[Brief]:
All of the data is to be set down again without any alteration.

[Material provided]:
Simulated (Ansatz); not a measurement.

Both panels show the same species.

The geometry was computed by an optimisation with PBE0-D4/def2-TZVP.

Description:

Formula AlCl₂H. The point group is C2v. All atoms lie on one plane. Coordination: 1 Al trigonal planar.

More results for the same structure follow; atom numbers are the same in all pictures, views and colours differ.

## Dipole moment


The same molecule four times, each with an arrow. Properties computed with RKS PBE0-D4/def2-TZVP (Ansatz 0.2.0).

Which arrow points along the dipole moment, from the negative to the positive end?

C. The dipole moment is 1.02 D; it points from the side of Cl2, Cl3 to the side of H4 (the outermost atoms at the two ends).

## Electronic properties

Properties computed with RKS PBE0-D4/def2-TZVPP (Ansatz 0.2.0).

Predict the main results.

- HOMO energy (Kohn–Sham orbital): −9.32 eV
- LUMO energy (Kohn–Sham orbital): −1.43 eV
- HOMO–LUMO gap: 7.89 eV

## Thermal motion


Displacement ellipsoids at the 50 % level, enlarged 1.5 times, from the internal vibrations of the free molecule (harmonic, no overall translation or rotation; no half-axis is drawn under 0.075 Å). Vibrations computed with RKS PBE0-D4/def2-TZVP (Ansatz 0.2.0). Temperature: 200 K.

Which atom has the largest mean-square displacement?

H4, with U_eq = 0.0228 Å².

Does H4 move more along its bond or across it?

[Answer section]:
Simulated (Ansatz); not a measurement.

Both panels show the same species.

The geometry was computed by an optimisation with PBE0-D4/def2-TZVP.

Description:

Formula AlCl₂H. The point group is C2v. All atoms lie on one plane. Coordination: 1 Al trigonal planar.

More results for the same structure follow; atom numbers are the same in all pictures, views and colours differ.

## Dipole moment


The same molecule four times, each with an arrow. Properties computed with RKS PBE0-D4/def2-TZVP (Ansatz 0.2.0).

Which arrow points along the dipole moment, from the negative to the positive end?

C. The dipole moment is 1.02 D; it points from the side of Cl2, Cl3 to the side of H4 (the outermost atoms at the two ends).

## Electronic properties

Properties computed with RKS PBE0-D4/def2-TZVPP (Ansatz 0.2.0).

Predict the main results.

- HOMO energy (Kohn–Sham orbital): −9.32 eV
- LUMO energy (Kohn–Sham orbital): −1.43 eV
- HOMO–LUMO gap: 7.89 eV

## Thermal motion


Displacement ellipsoids at the 50 % level, enlarged 1.5 times, from the internal vibrations of the free molecule (harmonic, no overall translation or rotation; no half-axis is drawn under 0.075 Å). Vibrations computed with RKS PBE0-D4/def2-TZVP (Ansatz 0.2.0). Temperature: 200 K.

Which atom has the largest mean-square displacement?

H4, with U_eq = 0.0228 Å².

Does H4 move more along its bond or across it?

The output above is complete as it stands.